**DATASET ENTRIES:**
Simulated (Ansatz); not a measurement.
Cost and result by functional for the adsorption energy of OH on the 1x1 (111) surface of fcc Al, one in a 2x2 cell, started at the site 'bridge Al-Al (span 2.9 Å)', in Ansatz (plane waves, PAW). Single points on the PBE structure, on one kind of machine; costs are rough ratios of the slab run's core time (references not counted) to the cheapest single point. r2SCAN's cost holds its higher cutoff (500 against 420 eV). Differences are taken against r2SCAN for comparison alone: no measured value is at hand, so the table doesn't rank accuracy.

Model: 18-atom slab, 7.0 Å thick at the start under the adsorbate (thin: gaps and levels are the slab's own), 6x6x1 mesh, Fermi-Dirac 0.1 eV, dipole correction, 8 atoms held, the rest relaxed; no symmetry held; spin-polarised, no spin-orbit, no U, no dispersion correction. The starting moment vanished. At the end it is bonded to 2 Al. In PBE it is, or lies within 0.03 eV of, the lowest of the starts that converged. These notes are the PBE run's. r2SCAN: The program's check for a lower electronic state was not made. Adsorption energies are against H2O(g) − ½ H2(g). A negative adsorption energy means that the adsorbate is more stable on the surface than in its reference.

**ACTIVITY:**
Write out the full listing, keeping every line exactly as it is.

**EXERCISE RESULT:**
Simulated (Ansatz); not a measurement.
Cost and result by functional for the adsorption energy of OH on the 1x1 (111) surface of fcc Al, one in a 2x2 cell, started at the site 'bridge Al-Al (span 2.9 Å)', in Ansatz (plane waves, PAW). Single points on the PBE structure, on one kind of machine; costs are rough ratios of the slab run's core time (references not counted) to the cheapest single point. r2SCAN's cost holds its higher cutoff (500 against 420 eV). Differences are taken against r2SCAN for comparison alone: no measured value is at hand, so the table doesn't rank accuracy.

Model: 18-atom slab, 7.0 Å thick at the start under the adsorbate (thin: gaps and levels are the slab's own), 6x6x1 mesh, Fermi-Dirac 0.1 eV, dipole correction, 8 atoms held, the rest relaxed; no symmetry held; spin-polarised, no spin-orbit, no U, no dispersion correction. The starting moment vanished. At the end it is bonded to 2 Al. In PBE it is, or lies within 0.03 eV of, the lowest of the starts that converged. These notes are the PBE run's. r2SCAN: The program's check for a lower electronic state was not made. Adsorption energies are against H2O(g) − ½ H2(g). A negative adsorption energy means that the adsorbate is more stable on the surface than in its reference.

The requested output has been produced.